WORK TASK:
In the listing below, find the line that contains "Caveats: the PAW" and the line that contains "A k mesh can". Quote both and every line between them, exactly, and nothing more.

PROVIDED RECORDS:
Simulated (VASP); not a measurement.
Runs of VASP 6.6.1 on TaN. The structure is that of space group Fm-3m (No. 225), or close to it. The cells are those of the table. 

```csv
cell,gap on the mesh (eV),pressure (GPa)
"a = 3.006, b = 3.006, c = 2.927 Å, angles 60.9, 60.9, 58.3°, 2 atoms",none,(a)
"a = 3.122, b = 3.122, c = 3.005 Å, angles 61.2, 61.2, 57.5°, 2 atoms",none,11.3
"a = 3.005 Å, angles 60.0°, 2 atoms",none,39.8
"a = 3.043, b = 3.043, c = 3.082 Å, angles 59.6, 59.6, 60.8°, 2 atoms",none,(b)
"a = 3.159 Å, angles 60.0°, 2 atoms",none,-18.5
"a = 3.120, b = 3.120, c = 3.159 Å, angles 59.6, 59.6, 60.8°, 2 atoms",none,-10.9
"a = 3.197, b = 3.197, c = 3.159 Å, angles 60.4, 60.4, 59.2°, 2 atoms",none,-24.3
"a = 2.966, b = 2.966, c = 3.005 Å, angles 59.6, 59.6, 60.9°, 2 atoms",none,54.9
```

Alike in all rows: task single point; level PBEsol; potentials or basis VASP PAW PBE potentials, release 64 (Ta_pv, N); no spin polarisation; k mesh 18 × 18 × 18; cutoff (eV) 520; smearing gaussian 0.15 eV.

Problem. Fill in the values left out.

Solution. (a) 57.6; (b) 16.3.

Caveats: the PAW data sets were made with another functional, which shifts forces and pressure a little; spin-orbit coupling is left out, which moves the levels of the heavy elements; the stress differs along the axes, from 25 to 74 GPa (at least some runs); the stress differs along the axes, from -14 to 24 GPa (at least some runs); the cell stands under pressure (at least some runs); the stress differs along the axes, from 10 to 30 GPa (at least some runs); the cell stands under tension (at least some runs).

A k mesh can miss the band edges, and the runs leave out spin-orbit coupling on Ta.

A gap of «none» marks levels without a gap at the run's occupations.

EXERCISE SOLUTION:
Caveats: the PAW data sets were made with another functional, which shifts forces and pressure a little; spin-orbit coupling is left out, which moves the levels of the heavy elements; the stress differs along the axes, from 25 to 74 GPa (at least some runs); the stress differs along the axes, from -14 to 24 GPa (at least some runs); the cell stands under pressure (at least some runs); the stress differs along the axes, from 10 to 30 GPa (at least some runs); the cell stands under tension (at least some runs).

A k mesh can miss the band edges, and the runs leave out spin-orbit coupling on Ta.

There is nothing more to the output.